--- START ---

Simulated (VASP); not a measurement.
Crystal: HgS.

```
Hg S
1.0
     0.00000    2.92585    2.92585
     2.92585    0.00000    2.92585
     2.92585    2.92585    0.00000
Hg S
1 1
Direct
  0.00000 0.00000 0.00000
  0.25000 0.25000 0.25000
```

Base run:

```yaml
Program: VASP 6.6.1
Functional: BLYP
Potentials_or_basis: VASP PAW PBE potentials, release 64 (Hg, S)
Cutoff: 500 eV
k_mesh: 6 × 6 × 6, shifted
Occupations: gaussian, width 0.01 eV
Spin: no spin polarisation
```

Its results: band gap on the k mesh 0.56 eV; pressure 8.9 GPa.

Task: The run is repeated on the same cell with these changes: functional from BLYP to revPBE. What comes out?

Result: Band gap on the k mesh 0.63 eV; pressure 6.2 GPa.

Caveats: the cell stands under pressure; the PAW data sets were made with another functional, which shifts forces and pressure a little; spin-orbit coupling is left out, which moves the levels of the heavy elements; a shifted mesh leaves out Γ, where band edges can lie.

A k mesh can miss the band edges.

--- END ---

Begin at the first line of the records above and restate each line word for word, stopping after the line with "Caveats: the cell".

— RESULT —
Simulated (VASP); not a measurement.
Crystal: HgS.

```
Hg S
1.0
     0.00000    2.92585    2.92585
     2.92585    0.00000    2.92585
     2.92585    2.92585    0.00000
Hg S
1 1
Direct
  0.00000 0.00000 0.00000
  0.25000 0.25000 0.25000
```

Base run:

```yaml
Program: VASP 6.6.1
Functional: BLYP
Potentials_or_basis: VASP PAW PBE potentials, release 64 (Hg, S)
Cutoff: 500 eV
k_mesh: 6 × 6 × 6, shifted
Occupations: gaussian, width 0.01 eV
Spin: no spin polarisation
```

Its results: band gap on the k mesh 0.56 eV; pressure 8.9 GPa.

Task: The run is repeated on the same cell with these changes: functional from BLYP to revPBE. What comes out?

Result: Band gap on the k mesh 0.63 eV; pressure 6.2 GPa.

Caveats: the cell stands under pressure; the PAW data sets were made with another functional, which shifts forces and pressure a little; spin-orbit coupling is left out, which moves the levels of the heavy elements; a shifted mesh leaves out Γ, where band edges can lie.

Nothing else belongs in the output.